■ REQUIREMENT
Transcribe word for word the lines below from the line with "none | 1.2 |" through the line with "none | -3.1 |", ends included.

■ DATA EXCERPTS
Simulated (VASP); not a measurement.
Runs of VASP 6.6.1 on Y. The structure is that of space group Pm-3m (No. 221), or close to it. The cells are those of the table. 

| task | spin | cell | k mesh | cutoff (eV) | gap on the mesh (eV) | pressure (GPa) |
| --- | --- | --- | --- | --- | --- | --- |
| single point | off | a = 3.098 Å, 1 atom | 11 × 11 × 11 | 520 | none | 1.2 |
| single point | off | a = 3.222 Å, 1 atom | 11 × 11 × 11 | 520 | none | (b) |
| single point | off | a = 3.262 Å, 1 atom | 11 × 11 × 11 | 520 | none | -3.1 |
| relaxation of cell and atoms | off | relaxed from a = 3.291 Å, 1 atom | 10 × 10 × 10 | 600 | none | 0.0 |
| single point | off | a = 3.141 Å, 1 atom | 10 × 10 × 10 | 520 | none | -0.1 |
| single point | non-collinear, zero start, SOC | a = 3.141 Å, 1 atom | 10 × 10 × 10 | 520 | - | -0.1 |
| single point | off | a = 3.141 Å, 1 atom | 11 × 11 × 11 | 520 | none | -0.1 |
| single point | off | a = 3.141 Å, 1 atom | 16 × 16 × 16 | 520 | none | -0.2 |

■ EXERCISE OUTPUT
| single point | off | a = 3.098 Å, 1 atom | 11 × 11 × 11 | 520 | none | 1.2 |
| single point | off | a = 3.222 Å, 1 atom | 11 × 11 × 11 | 520 | none | (b) |
| single point | off | a = 3.262 Å, 1 atom | 11 × 11 × 11 | 520 | none | -3.1 |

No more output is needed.